[Assigned task]: In the entries that follow, the line with "(-0.049, -0.985, 2.593)" opens the range and the line with "The estimate by" closes it; repeat that range exactly, both lines included.

====
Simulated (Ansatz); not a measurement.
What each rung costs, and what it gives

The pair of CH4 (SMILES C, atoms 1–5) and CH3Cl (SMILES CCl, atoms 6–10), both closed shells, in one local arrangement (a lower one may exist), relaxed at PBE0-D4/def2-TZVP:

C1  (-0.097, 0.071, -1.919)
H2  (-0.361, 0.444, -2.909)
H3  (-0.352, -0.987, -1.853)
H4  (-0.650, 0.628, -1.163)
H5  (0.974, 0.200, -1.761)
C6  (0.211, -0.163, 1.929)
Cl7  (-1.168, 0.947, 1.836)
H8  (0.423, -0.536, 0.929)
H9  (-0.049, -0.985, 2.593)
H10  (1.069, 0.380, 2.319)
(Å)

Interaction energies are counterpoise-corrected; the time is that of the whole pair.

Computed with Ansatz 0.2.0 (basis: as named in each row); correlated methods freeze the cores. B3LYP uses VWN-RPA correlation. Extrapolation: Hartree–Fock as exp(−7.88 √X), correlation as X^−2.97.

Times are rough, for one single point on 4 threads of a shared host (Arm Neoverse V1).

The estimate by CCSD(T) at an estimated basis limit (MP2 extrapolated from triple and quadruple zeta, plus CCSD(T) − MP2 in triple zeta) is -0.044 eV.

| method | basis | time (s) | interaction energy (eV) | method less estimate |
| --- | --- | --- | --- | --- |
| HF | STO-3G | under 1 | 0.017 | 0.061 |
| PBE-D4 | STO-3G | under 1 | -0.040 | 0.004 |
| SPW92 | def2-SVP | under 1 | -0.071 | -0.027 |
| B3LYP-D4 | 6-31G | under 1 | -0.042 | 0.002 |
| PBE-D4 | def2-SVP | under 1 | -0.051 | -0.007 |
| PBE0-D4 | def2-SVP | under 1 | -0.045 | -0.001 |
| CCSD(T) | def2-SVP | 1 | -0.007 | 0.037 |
====

[Result]:
H9  (-0.049, -0.985, 2.593)
H10  (1.069, 0.380, 2.319)
(Å)

Interaction energies are counterpoise-corrected; the time is that of the whole pair.

Computed with Ansatz 0.2.0 (basis: as named in each row); correlated methods freeze the cores. B3LYP uses VWN-RPA correlation. Extrapolation: Hartree–Fock as exp(−7.88 √X), correlation as X^−2.97.

Times are rough, for one single point on 4 threads of a shared host (Arm Neoverse V1).

The estimate by CCSD(T) at an estimated basis limit (MP2 extrapolated from triple and quadruple zeta, plus CCSD(T) − MP2 in triple zeta) is -0.044 eV.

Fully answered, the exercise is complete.